Data supplied:
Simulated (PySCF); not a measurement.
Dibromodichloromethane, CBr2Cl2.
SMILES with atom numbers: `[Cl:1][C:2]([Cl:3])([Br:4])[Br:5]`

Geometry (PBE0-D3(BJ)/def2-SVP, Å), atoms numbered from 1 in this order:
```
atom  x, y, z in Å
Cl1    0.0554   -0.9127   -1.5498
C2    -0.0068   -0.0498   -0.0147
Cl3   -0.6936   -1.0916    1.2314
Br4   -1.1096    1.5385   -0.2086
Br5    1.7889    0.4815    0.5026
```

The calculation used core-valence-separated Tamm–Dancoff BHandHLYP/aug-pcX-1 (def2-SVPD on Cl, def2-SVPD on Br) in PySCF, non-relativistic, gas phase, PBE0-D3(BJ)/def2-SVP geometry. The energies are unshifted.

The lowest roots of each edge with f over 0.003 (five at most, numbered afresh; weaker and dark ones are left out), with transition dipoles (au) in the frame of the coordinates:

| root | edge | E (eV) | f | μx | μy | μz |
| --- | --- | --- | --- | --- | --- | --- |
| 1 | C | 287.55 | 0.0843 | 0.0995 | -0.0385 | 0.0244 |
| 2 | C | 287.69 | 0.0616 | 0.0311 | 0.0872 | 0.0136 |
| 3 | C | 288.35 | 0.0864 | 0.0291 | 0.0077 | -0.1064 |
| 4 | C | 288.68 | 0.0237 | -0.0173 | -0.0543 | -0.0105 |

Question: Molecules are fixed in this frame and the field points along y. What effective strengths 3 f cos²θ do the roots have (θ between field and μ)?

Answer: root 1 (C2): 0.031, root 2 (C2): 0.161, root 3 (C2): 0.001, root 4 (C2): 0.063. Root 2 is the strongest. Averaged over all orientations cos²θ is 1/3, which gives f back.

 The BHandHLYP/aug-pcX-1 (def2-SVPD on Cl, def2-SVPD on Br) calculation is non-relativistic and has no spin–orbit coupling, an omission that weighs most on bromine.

Work item:
From the first line above through the line that contains "μx | μy | μz |", quote each line exactly. Output nothing more.

Expected answer:
Simulated (PySCF); not a measurement.
Dibromodichloromethane, CBr2Cl2.
SMILES with atom numbers: `[Cl:1][C:2]([Cl:3])([Br:4])[Br:5]`

Geometry (PBE0-D3(BJ)/def2-SVP, Å), atoms numbered from 1 in this order:
```
atom  x, y, z in Å
Cl1    0.0554   -0.9127   -1.5498
C2    -0.0068   -0.0498   -0.0147
Cl3   -0.6936   -1.0916    1.2314
Br4   -1.1096    1.5385   -0.2086
Br5    1.7889    0.4815    0.5026
```

The calculation used core-valence-separated Tamm–Dancoff BHandHLYP/aug-pcX-1 (def2-SVPD on Cl, def2-SVPD on Br) in PySCF, non-relativistic, gas phase, PBE0-D3(BJ)/def2-SVP geometry. The energies are unshifted.

The lowest roots of each edge with f over 0.003 (five at most, numbered afresh; weaker and dark ones are left out), with transition dipoles (au) in the frame of the coordinates:

| root | edge | E (eV) | f | μx | μy | μz |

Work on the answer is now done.